• _Exercise_:
Every record must be copied out exactly.

• _Data extracts_:
..........

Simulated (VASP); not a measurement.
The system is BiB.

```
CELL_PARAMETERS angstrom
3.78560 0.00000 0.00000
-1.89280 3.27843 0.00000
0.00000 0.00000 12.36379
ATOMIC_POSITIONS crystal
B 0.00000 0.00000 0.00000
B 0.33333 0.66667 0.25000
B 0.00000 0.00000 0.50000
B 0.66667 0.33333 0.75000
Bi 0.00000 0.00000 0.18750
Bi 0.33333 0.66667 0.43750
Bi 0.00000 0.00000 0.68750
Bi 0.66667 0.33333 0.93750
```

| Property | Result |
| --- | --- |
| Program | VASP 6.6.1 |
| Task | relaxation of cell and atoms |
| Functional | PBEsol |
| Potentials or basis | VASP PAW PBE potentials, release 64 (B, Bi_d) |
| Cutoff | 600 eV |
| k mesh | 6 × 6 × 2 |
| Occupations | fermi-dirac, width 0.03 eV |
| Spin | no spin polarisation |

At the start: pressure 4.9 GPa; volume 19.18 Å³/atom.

..........

• _Answer section_:
Simulated (VASP); not a measurement.
The system is BiB.

```
CELL_PARAMETERS angstrom
3.78560 0.00000 0.00000
-1.89280 3.27843 0.00000
0.00000 0.00000 12.36379
ATOMIC_POSITIONS crystal
B 0.00000 0.00000 0.00000
B 0.33333 0.66667 0.25000
B 0.00000 0.00000 0.50000
B 0.66667 0.33333 0.75000
Bi 0.00000 0.00000 0.18750
Bi 0.33333 0.66667 0.43750
Bi 0.00000 0.00000 0.68750
Bi 0.66667 0.33333 0.93750
```

| Property | Result |
| --- | --- |
| Program | VASP 6.6.1 |
| Task | relaxation of cell and atoms |
| Functional | PBEsol |
| Potentials or basis | VASP PAW PBE potentials, release 64 (B, Bi_d) |
| Cutoff | 600 eV |
| k mesh | 6 × 6 × 2 |
| Occupations | fermi-dirac, width 0.03 eV |
| Spin | no spin polarisation |

At the start: pressure 4.9 GPa; volume 19.18 Å³/atom.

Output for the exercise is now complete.